#### [The data]
-- Opening Marker --

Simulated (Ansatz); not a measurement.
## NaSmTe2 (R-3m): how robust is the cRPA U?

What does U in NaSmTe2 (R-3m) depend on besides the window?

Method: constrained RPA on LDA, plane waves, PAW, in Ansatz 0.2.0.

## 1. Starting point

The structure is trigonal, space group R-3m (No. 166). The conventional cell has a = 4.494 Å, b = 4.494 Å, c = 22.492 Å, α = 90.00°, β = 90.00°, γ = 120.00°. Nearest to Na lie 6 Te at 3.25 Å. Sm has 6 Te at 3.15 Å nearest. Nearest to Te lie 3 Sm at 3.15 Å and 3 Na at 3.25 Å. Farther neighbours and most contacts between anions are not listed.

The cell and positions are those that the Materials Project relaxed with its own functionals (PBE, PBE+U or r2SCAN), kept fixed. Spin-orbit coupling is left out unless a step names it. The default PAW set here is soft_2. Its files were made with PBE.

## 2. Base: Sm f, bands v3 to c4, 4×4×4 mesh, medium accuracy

-- Closing Marker --

#### [Assignment]
Each line of the material must be restated exactly.

#### [Task solution]
Simulated (Ansatz); not a measurement.
## NaSmTe2 (R-3m): how robust is the cRPA U?

What does U in NaSmTe2 (R-3m) depend on besides the window?

Method: constrained RPA on LDA, plane waves, PAW, in Ansatz 0.2.0.

## 1. Starting point

The structure is trigonal, space group R-3m (No. 166). The conventional cell has a = 4.494 Å, b = 4.494 Å, c = 22.492 Å, α = 90.00°, β = 90.00°, γ = 120.00°. Nearest to Na lie 6 Te at 3.25 Å. Sm has 6 Te at 3.15 Å nearest. Nearest to Te lie 3 Sm at 3.15 Å and 3 Na at 3.25 Å. Farther neighbours and most contacts between anions are not listed.

The cell and positions are those that the Materials Project relaxed with its own functionals (PBE, PBE+U or r2SCAN), kept fixed. Spin-orbit coupling is left out unless a step names it. The default PAW set here is soft_2. Its files were made with PBE.

## 2. Base: Sm f, bands v3 to c4, 4×4×4 mesh, medium accuracy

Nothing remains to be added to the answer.